#####
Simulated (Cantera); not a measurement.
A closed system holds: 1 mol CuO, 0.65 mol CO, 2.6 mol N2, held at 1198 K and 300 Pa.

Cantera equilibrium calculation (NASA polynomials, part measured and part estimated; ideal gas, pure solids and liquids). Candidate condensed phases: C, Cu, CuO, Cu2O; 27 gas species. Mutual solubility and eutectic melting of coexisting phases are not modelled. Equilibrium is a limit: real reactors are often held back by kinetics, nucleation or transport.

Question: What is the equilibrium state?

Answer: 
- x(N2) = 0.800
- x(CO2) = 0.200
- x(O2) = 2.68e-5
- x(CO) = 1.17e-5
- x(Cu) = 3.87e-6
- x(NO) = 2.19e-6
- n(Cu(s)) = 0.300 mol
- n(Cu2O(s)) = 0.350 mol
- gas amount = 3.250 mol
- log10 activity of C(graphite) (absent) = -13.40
#####

Work item »
Produce a verbatim transcription of the entries above.

Written answer »
Simulated (Cantera); not a measurement.
A closed system holds: 1 mol CuO, 0.65 mol CO, 2.6 mol N2, held at 1198 K and 300 Pa.

Cantera equilibrium calculation (NASA polynomials, part measured and part estimated; ideal gas, pure solids and liquids). Candidate condensed phases: C, Cu, CuO, Cu2O; 27 gas species. Mutual solubility and eutectic melting of coexisting phases are not modelled. Equilibrium is a limit: real reactors are often held back by kinetics, nucleation or transport.

Question: What is the equilibrium state?

Answer: 
- x(N2) = 0.800
- x(CO2) = 0.200
- x(O2) = 2.68e-5
- x(CO) = 1.17e-5
- x(Cu) = 3.87e-6
- x(NO) = 2.19e-6
- n(Cu(s)) = 0.300 mol
- n(Cu2O(s)) = 0.350 mol
- gas amount = 3.250 mol
- log10 activity of C(graphite) (absent) = -13.40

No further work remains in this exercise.